Repeat the entries exactly as they are written.

--- Records shown ---
┄┄┄┄┄┄┄┄┄┄
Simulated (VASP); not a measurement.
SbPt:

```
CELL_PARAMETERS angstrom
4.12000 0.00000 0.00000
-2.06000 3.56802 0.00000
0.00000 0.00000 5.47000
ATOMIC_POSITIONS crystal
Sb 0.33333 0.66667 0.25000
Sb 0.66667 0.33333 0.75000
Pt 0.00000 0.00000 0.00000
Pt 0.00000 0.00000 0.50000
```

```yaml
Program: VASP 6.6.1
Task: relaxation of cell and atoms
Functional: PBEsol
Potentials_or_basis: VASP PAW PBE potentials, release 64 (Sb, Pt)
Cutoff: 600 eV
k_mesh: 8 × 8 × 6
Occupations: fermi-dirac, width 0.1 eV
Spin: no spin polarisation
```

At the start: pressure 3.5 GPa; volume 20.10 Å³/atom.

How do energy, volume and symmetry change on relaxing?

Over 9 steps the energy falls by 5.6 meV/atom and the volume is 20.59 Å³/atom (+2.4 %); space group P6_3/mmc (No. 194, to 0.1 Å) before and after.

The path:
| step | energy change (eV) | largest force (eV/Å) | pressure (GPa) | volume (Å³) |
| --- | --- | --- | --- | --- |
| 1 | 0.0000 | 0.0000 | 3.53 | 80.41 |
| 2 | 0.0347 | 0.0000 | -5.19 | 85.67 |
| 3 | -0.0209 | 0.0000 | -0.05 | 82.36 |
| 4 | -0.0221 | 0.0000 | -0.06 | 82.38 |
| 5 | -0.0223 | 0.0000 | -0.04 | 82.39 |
┄┄┄┄┄┄┄┄┄┄

--- Written response ---
Simulated (VASP); not a measurement.
SbPt:

```
CELL_PARAMETERS angstrom
4.12000 0.00000 0.00000
-2.06000 3.56802 0.00000
0.00000 0.00000 5.47000
ATOMIC_POSITIONS crystal
Sb 0.33333 0.66667 0.25000
Sb 0.66667 0.33333 0.75000
Pt 0.00000 0.00000 0.00000
Pt 0.00000 0.00000 0.50000
```

```yaml
Program: VASP 6.6.1
Task: relaxation of cell and atoms
Functional: PBEsol
Potentials_or_basis: VASP PAW PBE potentials, release 64 (Sb, Pt)
Cutoff: 600 eV
k_mesh: 8 × 8 × 6
Occupations: fermi-dirac, width 0.1 eV
Spin: no spin polarisation
```

At the start: pressure 3.5 GPa; volume 20.10 Å³/atom.

How do energy, volume and symmetry change on relaxing?

Over 9 steps the energy falls by 5.6 meV/atom and the volume is 20.59 Å³/atom (+2.4 %); space group P6_3/mmc (No. 194, to 0.1 Å) before and after.

The path:
| step | energy change (eV) | largest force (eV/Å) | pressure (GPa) | volume (Å³) |
| --- | --- | --- | --- | --- |
| 1 | 0.0000 | 0.0000 | 3.53 | 80.41 |
| 2 | 0.0347 | 0.0000 | -5.19 | 85.67 |
| 3 | -0.0209 | 0.0000 | -0.05 | 82.36 |
| 4 | -0.0221 | 0.0000 | -0.06 | 82.38 |
| 5 | -0.0223 | 0.0000 | -0.04 | 82.39 |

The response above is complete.